Below are some records; each one is to be set down again exactly.

•••
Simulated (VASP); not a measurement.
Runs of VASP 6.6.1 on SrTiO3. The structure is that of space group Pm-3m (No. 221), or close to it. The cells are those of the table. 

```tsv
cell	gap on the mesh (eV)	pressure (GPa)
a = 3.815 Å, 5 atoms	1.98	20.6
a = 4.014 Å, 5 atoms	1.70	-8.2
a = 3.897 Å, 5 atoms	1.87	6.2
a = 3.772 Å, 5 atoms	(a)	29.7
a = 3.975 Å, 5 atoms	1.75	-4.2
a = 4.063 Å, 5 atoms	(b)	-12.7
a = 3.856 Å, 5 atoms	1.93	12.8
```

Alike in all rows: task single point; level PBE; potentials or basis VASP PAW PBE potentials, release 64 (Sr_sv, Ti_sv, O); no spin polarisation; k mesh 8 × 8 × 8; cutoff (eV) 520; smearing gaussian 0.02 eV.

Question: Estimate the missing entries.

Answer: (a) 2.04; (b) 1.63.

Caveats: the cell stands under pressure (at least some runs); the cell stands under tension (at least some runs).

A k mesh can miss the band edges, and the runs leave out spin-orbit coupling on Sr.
•••

* _ANSWER BOX_
Simulated (VASP); not a measurement.
Runs of VASP 6.6.1 on SrTiO3. The structure is that of space group Pm-3m (No. 221), or close to it. The cells are those of the table. 

```tsv
cell	gap on the mesh (eV)	pressure (GPa)
a = 3.815 Å, 5 atoms	1.98	20.6
a = 4.014 Å, 5 atoms	1.70	-8.2
a = 3.897 Å, 5 atoms	1.87	6.2
a = 3.772 Å, 5 atoms	(a)	29.7
a = 3.975 Å, 5 atoms	1.75	-4.2
a = 4.063 Å, 5 atoms	(b)	-12.7
a = 3.856 Å, 5 atoms	1.93	12.8
```

Alike in all rows: task single point; level PBE; potentials or basis VASP PAW PBE potentials, release 64 (Sr_sv, Ti_sv, O); no spin polarisation; k mesh 8 × 8 × 8; cutoff (eV) 520; smearing gaussian 0.02 eV.

Question: Estimate the missing entries.

Answer: (a) 2.04; (b) 1.63.

Caveats: the cell stands under pressure (at least some runs); the cell stands under tension (at least some runs).

A k mesh can miss the band edges, and the runs leave out spin-orbit coupling on Sr.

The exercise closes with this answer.